[Exercise] Take every line of the material and reproduce it exactly.

════

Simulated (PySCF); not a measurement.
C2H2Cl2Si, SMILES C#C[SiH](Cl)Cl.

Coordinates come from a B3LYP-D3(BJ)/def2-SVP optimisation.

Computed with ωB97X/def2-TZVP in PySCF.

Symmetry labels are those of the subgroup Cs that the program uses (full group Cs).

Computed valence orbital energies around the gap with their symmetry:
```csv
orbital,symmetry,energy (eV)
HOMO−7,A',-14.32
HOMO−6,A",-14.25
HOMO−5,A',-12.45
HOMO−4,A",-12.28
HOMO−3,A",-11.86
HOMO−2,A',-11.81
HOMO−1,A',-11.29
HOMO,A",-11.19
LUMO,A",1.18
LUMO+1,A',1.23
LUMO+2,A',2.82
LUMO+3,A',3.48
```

════

[Exercise response]
Simulated (PySCF); not a measurement.
C2H2Cl2Si, SMILES C#C[SiH](Cl)Cl.

Coordinates come from a B3LYP-D3(BJ)/def2-SVP optimisation.

Computed with ωB97X/def2-TZVP in PySCF.

Symmetry labels are those of the subgroup Cs that the program uses (full group Cs).

Computed valence orbital energies around the gap with their symmetry:
```csv
orbital,symmetry,energy (eV)
HOMO−7,A',-14.32
HOMO−6,A",-14.25
HOMO−5,A',-12.45
HOMO−4,A",-12.28
HOMO−3,A",-11.86
HOMO−2,A',-11.81
HOMO−1,A',-11.29
HOMO,A",-11.19
LUMO,A",1.18
LUMO+1,A',1.23
LUMO+2,A',2.82
LUMO+3,A',3.48
```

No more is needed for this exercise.